WORK REQUEST
Set the whole listing down again exactly as written.

DATA SHOWN
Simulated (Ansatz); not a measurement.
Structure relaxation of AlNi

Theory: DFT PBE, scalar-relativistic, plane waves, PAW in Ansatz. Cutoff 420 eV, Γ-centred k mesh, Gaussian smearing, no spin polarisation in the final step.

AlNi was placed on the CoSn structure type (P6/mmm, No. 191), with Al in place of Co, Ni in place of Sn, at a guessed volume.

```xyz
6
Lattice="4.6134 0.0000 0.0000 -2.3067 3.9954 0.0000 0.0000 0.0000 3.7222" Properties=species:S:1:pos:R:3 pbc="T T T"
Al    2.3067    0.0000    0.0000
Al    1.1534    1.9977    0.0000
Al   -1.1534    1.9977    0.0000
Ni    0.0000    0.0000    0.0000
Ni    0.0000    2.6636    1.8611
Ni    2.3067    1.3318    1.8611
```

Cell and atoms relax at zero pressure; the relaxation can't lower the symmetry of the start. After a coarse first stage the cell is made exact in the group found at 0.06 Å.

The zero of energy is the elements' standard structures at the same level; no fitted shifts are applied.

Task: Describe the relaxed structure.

TASK OUTPUT
Simulated (Ansatz); not a measurement.
Structure relaxation of AlNi

Theory: DFT PBE, scalar-relativistic, plane waves, PAW in Ansatz. Cutoff 420 eV, Γ-centred k mesh, Gaussian smearing, no spin polarisation in the final step.

AlNi was placed on the CoSn structure type (P6/mmm, No. 191), with Al in place of Co, Ni in place of Sn, at a guessed volume.

```xyz
6
Lattice="4.6134 0.0000 0.0000 -2.3067 3.9954 0.0000 0.0000 0.0000 3.7222" Properties=species:S:1:pos:R:3 pbc="T T T"
Al    2.3067    0.0000    0.0000
Al    1.1534    1.9977    0.0000
Al   -1.1534    1.9977    0.0000
Ni    0.0000    0.0000    0.0000
Ni    0.0000    2.6636    1.8611
Ni    2.3067    1.3318    1.8611
```

Cell and atoms relax at zero pressure; the relaxation can't lower the symmetry of the start. After a coarse first stage the cell is made exact in the group found at 0.06 Å.

The zero of energy is the elements' standard structures at the same level; no fitted shifts are applied.

Task: Describe the relaxed structure.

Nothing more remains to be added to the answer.